Requirement: Below are some records; quote exactly the lines from the one that contains "The same run, continued: MgO" through the one that contains "Fig. 1: The", inclusive, and no others.

Entries shown:
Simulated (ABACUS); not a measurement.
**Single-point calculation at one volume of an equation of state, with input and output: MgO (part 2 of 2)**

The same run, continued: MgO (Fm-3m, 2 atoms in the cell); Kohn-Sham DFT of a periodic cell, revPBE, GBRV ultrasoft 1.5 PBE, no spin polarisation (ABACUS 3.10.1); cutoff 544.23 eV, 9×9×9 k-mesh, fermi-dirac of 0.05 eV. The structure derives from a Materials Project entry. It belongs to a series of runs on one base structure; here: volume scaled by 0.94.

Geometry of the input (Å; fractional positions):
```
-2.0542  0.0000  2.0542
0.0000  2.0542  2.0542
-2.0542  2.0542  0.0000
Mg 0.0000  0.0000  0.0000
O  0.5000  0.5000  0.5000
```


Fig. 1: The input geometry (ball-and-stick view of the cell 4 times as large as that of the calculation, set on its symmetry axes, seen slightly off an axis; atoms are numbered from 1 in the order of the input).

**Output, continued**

Written response:
The same run, continued: MgO (Fm-3m, 2 atoms in the cell); Kohn-Sham DFT of a periodic cell, revPBE, GBRV ultrasoft 1.5 PBE, no spin polarisation (ABACUS 3.10.1); cutoff 544.23 eV, 9×9×9 k-mesh, fermi-dirac of 0.05 eV. The structure derives from a Materials Project entry. It belongs to a series of runs on one base structure; here: volume scaled by 0.94.

Geometry of the input (Å; fractional positions):
```
-2.0542  0.0000  2.0542
0.0000  2.0542  2.0542
-2.0542  2.0542  0.0000
Mg 0.0000  0.0000  0.0000
O  0.5000  0.5000  0.5000
```


Fig. 1: The input geometry (ball-and-stick view of the cell 4 times as large as that of the calculation, set on its symmetry axes, seen slightly off an axis; atoms are numbered from 1 in the order of the input).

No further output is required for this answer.